— Material supplied —
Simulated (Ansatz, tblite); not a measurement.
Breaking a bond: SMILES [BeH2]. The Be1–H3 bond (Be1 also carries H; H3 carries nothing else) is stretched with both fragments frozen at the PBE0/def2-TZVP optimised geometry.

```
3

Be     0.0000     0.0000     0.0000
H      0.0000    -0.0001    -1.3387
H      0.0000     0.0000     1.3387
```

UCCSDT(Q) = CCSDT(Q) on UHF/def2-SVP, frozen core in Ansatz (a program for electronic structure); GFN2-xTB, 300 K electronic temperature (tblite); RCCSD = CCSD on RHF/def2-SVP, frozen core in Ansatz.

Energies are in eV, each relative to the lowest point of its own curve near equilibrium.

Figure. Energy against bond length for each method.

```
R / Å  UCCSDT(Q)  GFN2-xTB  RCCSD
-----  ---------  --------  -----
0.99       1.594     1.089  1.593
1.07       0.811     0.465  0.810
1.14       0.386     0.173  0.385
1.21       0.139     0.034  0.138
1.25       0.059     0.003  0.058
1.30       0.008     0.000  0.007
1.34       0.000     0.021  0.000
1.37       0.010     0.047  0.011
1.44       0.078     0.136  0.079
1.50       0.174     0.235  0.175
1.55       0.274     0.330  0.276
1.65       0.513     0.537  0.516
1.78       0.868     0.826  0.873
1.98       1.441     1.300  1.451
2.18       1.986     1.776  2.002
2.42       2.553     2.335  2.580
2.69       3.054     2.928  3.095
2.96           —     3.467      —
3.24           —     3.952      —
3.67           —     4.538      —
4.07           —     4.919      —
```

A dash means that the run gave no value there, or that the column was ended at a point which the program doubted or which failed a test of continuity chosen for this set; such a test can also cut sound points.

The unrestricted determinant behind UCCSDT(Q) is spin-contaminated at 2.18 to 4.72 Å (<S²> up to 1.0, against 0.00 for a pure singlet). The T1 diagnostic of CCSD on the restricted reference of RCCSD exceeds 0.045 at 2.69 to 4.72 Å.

— Work item —
Stop at the line containing "Energies are in". Please print exactly every line before it from the start of the records, plus that line itself, and nothing else.

— Your response —
Simulated (Ansatz, tblite); not a measurement.
Breaking a bond: SMILES [BeH2]. The Be1–H3 bond (Be1 also carries H; H3 carries nothing else) is stretched with both fragments frozen at the PBE0/def2-TZVP optimised geometry.

```
3

Be     0.0000     0.0000     0.0000
H      0.0000    -0.0001    -1.3387
H      0.0000     0.0000     1.3387
```

UCCSDT(Q) = CCSDT(Q) on UHF/def2-SVP, frozen core in Ansatz (a program for electronic structure); GFN2-xTB, 300 K electronic temperature (tblite); RCCSD = CCSD on RHF/def2-SVP, frozen core in Ansatz.

Energies are in eV, each relative to the lowest point of its own curve near equilibrium.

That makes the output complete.